Quote the entries below from the line with "The base run (VASP): PBE" through the line with "Left out are", both ends included, and only those lines.

───

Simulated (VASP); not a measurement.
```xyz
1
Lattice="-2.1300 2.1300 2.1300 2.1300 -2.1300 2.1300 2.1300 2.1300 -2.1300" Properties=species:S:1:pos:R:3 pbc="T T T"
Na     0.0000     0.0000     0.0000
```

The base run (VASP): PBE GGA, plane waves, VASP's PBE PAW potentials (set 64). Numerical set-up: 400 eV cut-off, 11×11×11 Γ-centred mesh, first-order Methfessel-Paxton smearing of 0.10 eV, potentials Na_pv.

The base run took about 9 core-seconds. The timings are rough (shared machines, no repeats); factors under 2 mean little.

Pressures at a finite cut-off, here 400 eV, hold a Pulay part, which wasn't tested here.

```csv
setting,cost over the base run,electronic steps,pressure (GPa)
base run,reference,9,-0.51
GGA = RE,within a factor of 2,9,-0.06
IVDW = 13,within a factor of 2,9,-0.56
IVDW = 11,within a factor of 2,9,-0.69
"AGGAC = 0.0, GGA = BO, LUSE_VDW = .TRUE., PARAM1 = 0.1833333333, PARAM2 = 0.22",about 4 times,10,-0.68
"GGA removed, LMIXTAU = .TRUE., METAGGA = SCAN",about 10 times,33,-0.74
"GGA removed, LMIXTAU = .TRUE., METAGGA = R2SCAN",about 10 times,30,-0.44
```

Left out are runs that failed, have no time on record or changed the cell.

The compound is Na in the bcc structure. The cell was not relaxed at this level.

───

**Written response**
The base run (VASP): PBE GGA, plane waves, VASP's PBE PAW potentials (set 64). Numerical set-up: 400 eV cut-off, 11×11×11 Γ-centred mesh, first-order Methfessel-Paxton smearing of 0.10 eV, potentials Na_pv.

The base run took about 9 core-seconds. The timings are rough (shared machines, no repeats); factors under 2 mean little.

Pressures at a finite cut-off, here 400 eV, hold a Pulay part, which wasn't tested here.

```csv
setting,cost over the base run,electronic steps,pressure (GPa)
base run,reference,9,-0.51
GGA = RE,within a factor of 2,9,-0.06
IVDW = 13,within a factor of 2,9,-0.56
IVDW = 11,within a factor of 2,9,-0.69
"AGGAC = 0.0, GGA = BO, LUSE_VDW = .TRUE., PARAM1 = 0.1833333333, PARAM2 = 0.22",about 4 times,10,-0.68
"GGA removed, LMIXTAU = .TRUE., METAGGA = SCAN",about 10 times,33,-0.74
"GGA removed, LMIXTAU = .TRUE., METAGGA = R2SCAN",about 10 times,30,-0.44
```

Left out are runs that failed, have no time on record or changed the cell.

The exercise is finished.